REQUIREMENT:
Give back exactly the lines that run from the beginning of the entries to the line containing "As run (the", both included, and nothing else.

PROVIDED MATERIAL:

[Start of section]

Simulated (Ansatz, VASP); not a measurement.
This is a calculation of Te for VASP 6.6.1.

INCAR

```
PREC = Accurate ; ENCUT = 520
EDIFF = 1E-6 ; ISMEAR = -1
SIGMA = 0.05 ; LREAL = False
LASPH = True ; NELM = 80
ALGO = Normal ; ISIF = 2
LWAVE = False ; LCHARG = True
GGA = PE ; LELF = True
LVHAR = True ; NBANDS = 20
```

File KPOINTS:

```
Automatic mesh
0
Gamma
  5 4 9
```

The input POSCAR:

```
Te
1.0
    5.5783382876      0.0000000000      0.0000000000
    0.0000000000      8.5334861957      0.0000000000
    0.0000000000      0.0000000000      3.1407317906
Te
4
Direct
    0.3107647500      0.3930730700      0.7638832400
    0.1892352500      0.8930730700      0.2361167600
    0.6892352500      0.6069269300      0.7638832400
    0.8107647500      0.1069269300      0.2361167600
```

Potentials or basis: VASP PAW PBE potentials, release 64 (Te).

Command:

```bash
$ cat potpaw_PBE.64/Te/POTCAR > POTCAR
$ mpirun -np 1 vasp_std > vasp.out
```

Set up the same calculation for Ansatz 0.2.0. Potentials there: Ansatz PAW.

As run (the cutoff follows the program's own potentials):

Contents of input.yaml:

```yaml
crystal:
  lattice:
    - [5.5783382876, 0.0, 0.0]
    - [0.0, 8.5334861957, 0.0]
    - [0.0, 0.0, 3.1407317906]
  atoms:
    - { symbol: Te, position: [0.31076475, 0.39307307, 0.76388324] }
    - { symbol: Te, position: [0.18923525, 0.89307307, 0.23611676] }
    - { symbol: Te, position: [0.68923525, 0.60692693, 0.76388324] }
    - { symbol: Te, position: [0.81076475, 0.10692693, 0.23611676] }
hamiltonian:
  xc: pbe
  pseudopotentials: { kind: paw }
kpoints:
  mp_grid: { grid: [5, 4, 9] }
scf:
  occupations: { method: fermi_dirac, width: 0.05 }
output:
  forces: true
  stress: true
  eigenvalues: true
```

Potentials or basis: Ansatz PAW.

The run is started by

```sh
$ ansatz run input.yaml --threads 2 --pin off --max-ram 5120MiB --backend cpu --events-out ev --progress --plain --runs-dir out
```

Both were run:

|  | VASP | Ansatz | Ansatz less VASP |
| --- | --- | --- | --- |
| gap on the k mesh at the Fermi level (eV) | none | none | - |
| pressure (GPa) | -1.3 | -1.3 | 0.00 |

[End of section]

EXPECTED ANSWER:
Simulated (Ansatz, VASP); not a measurement.
This is a calculation of Te for VASP 6.6.1.

INCAR

```
PREC = Accurate ; ENCUT = 520
EDIFF = 1E-6 ; ISMEAR = -1
SIGMA = 0.05 ; LREAL = False
LASPH = True ; NELM = 80
ALGO = Normal ; ISIF = 2
LWAVE = False ; LCHARG = True
GGA = PE ; LELF = True
LVHAR = True ; NBANDS = 20
```

File KPOINTS:

```
Automatic mesh
0
Gamma
  5 4 9
```

The input POSCAR:

```
Te
1.0
    5.5783382876      0.0000000000      0.0000000000
    0.0000000000      8.5334861957      0.0000000000
    0.0000000000      0.0000000000      3.1407317906
Te
4
Direct
    0.3107647500      0.3930730700      0.7638832400
    0.1892352500      0.8930730700      0.2361167600
    0.6892352500      0.6069269300      0.7638832400
    0.8107647500      0.1069269300      0.2361167600
```

Potentials or basis: VASP PAW PBE potentials, release 64 (Te).

Command:

```bash
$ cat potpaw_PBE.64/Te/POTCAR > POTCAR
$ mpirun -np 1 vasp_std > vasp.out
```

Set up the same calculation for Ansatz 0.2.0. Potentials there: Ansatz PAW.

As run (the cutoff follows the program's own potentials):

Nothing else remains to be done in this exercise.